== Work item ==
Exactly repeat the full listing that follows.

== Data records ==
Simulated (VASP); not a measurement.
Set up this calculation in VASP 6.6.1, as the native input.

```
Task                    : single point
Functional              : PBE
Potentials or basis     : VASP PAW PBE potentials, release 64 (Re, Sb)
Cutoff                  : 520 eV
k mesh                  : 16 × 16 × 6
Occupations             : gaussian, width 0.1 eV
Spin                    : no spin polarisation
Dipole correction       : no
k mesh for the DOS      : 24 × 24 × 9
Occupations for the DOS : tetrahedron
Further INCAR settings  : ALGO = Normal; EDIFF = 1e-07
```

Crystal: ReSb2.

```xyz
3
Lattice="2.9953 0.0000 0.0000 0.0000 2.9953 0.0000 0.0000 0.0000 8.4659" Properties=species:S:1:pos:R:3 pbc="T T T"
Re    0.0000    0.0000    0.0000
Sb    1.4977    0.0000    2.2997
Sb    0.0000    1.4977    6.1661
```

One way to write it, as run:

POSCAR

== Solution ==
Simulated (VASP); not a measurement.
Set up this calculation in VASP 6.6.1, as the native input.

```
Task                    : single point
Functional              : PBE
Potentials or basis     : VASP PAW PBE potentials, release 64 (Re, Sb)
Cutoff                  : 520 eV
k mesh                  : 16 × 16 × 6
Occupations             : gaussian, width 0.1 eV
Spin                    : no spin polarisation
Dipole correction       : no
k mesh for the DOS      : 24 × 24 × 9
Occupations for the DOS : tetrahedron
Further INCAR settings  : ALGO = Normal; EDIFF = 1e-07
```

Crystal: ReSb2.

```xyz
3
Lattice="2.9953 0.0000 0.0000 0.0000 2.9953 0.0000 0.0000 0.0000 8.4659" Properties=species:S:1:pos:R:3 pbc="T T T"
Re    0.0000    0.0000    0.0000
Sb    1.4977    0.0000    2.2997
Sb    0.0000    1.4977    6.1661
```

One way to write it, as run:

POSCAR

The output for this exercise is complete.